Work task »
Every line from the first in the listing below to the line containing "Answer: gap on" is to be repeated exactly, and no line past it.

Data under study »
▼

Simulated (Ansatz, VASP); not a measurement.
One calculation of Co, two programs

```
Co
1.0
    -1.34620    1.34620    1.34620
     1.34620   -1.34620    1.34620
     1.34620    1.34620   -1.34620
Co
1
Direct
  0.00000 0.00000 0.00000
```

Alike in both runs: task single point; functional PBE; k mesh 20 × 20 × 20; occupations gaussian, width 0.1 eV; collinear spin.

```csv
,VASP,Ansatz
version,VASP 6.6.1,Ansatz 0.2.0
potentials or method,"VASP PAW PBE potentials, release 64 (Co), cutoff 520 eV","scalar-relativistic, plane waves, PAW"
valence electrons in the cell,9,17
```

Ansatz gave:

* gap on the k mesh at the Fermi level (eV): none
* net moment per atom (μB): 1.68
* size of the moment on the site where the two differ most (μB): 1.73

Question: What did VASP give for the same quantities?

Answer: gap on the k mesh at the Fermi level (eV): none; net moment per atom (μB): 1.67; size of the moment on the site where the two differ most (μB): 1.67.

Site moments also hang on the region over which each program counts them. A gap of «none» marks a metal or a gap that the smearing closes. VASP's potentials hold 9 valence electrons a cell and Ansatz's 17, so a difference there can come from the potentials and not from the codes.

▲

Response »
Simulated (Ansatz, VASP); not a measurement.
One calculation of Co, two programs

```
Co
1.0
    -1.34620    1.34620    1.34620
     1.34620   -1.34620    1.34620
     1.34620    1.34620   -1.34620
Co
1
Direct
  0.00000 0.00000 0.00000
```

Alike in both runs: task single point; functional PBE; k mesh 20 × 20 × 20; occupations gaussian, width 0.1 eV; collinear spin.

```csv
,VASP,Ansatz
version,VASP 6.6.1,Ansatz 0.2.0
potentials or method,"VASP PAW PBE potentials, release 64 (Co), cutoff 520 eV","scalar-relativistic, plane waves, PAW"
valence electrons in the cell,9,17
```

Ansatz gave:

* gap on the k mesh at the Fermi level (eV): none
* net moment per atom (μB): 1.68
* size of the moment on the site where the two differ most (μB): 1.73

Question: What did VASP give for the same quantities?

Answer: gap on the k mesh at the Fermi level (eV): none; net moment per atom (μB): 1.67; size of the moment on the site where the two differ most (μB): 1.67.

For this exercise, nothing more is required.